Repeat the entries below exactly and in full.

- _DATASET RECORDS_
*** Begin section ***
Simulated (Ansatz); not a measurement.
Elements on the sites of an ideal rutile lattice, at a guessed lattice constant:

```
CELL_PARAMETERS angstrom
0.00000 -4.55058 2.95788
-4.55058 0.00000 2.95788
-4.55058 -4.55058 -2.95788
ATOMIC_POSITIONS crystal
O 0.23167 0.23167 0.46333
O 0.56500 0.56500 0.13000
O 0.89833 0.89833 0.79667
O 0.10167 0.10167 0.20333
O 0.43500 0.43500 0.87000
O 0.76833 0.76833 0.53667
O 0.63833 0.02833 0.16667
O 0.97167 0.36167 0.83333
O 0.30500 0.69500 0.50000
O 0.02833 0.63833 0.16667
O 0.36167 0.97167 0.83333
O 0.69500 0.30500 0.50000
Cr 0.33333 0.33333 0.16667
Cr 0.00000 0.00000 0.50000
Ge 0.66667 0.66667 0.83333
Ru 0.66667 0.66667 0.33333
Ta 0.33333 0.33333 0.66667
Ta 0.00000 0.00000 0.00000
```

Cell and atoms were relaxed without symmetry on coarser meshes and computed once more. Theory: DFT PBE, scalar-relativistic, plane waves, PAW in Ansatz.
*** End section ***

- _WRITTEN ANSWER_
Simulated (Ansatz); not a measurement.
Elements on the sites of an ideal rutile lattice, at a guessed lattice constant:

```
CELL_PARAMETERS angstrom
0.00000 -4.55058 2.95788
-4.55058 0.00000 2.95788
-4.55058 -4.55058 -2.95788
ATOMIC_POSITIONS crystal
O 0.23167 0.23167 0.46333
O 0.56500 0.56500 0.13000
O 0.89833 0.89833 0.79667
O 0.10167 0.10167 0.20333
O 0.43500 0.43500 0.87000
O 0.76833 0.76833 0.53667
O 0.63833 0.02833 0.16667
O 0.97167 0.36167 0.83333
O 0.30500 0.69500 0.50000
O 0.02833 0.63833 0.16667
O 0.36167 0.97167 0.83333
O 0.69500 0.30500 0.50000
Cr 0.33333 0.33333 0.16667
Cr 0.00000 0.00000 0.50000
Ge 0.66667 0.66667 0.83333
Ru 0.66667 0.66667 0.33333
Ta 0.33333 0.33333 0.66667
Ta 0.00000 0.00000 0.00000
```

Cell and atoms were relaxed without symmetry on coarser meshes and computed once more. Theory: DFT PBE, scalar-relativistic, plane waves, PAW in Ansatz.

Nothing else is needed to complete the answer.